■ Activity ■
Copy the entries exactly, through the "A single-stage vapour-compression" line.

--- START ---

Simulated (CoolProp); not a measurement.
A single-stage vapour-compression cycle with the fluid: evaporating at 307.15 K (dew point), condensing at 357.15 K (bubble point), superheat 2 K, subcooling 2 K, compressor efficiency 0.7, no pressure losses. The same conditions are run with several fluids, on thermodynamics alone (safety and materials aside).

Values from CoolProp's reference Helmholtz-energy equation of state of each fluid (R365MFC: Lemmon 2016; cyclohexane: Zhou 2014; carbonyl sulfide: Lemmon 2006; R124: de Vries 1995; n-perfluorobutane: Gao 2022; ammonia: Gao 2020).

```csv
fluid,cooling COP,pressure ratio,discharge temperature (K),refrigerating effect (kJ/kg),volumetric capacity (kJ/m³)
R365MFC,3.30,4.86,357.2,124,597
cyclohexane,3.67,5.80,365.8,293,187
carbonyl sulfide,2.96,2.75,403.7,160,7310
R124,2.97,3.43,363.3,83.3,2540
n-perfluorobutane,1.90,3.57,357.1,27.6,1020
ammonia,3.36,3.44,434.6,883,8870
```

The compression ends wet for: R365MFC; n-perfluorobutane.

--- END ---

■ Task output ■
Simulated (CoolProp); not a measurement.
A single-stage vapour-compression cycle with the fluid: evaporating at 307.15 K (dew point), condensing at 357.15 K (bubble point), superheat 2 K, subcooling 2 K, compressor efficiency 0.7, no pressure losses. The same conditions are run with several fluids, on thermodynamics alone (safety and materials aside).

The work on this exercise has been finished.